Data supplied:
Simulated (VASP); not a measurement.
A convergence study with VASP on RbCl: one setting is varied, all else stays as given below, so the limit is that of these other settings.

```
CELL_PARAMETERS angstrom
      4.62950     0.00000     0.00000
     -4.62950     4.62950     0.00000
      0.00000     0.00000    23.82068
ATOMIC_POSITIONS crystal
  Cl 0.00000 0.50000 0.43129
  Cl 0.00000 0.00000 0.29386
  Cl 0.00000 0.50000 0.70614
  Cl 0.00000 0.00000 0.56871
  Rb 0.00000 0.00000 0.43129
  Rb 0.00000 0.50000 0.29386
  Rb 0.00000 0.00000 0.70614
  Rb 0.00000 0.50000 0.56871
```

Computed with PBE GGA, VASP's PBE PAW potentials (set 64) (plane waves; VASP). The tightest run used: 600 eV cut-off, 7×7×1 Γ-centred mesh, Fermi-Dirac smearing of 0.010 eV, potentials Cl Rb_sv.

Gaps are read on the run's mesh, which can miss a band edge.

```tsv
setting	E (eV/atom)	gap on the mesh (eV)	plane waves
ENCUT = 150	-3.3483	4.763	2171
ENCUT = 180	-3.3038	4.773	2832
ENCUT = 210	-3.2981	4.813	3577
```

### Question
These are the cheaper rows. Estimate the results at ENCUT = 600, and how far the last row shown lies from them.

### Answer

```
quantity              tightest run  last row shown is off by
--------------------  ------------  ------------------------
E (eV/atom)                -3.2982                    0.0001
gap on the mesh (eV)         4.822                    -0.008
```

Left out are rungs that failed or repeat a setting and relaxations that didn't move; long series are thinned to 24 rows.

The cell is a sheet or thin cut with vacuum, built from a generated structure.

Required action: Copy every line above without altering a word.

Answer box:
Simulated (VASP); not a measurement.
A convergence study with VASP on RbCl: one setting is varied, all else stays as given below, so the limit is that of these other settings.

```
CELL_PARAMETERS angstrom
      4.62950     0.00000     0.00000
     -4.62950     4.62950     0.00000
      0.00000     0.00000    23.82068
ATOMIC_POSITIONS crystal
  Cl 0.00000 0.50000 0.43129
  Cl 0.00000 0.00000 0.29386
  Cl 0.00000 0.50000 0.70614
  Cl 0.00000 0.00000 0.56871
  Rb 0.00000 0.00000 0.43129
  Rb 0.00000 0.50000 0.29386
  Rb 0.00000 0.00000 0.70614
  Rb 0.00000 0.50000 0.56871
```

Computed with PBE GGA, VASP's PBE PAW potentials (set 64) (plane waves; VASP). The tightest run used: 600 eV cut-off, 7×7×1 Γ-centred mesh, Fermi-Dirac smearing of 0.010 eV, potentials Cl Rb_sv.

Gaps are read on the run's mesh, which can miss a band edge.

```tsv
setting	E (eV/atom)	gap on the mesh (eV)	plane waves
ENCUT = 150	-3.3483	4.763	2171
ENCUT = 180	-3.3038	4.773	2832
ENCUT = 210	-3.2981	4.813	3577
```

### Question
These are the cheaper rows. Estimate the results at ENCUT = 600, and how far the last row shown lies from them.

### Answer

```
quantity              tightest run  last row shown is off by
--------------------  ------------  ------------------------
E (eV/atom)                -3.2982                    0.0001
gap on the mesh (eV)         4.822                    -0.008
```

Left out are rungs that failed or repeat a setting and relaxations that didn't move; long series are thinned to 24 rows.

The cell is a sheet or thin cut with vacuum, built from a generated structure.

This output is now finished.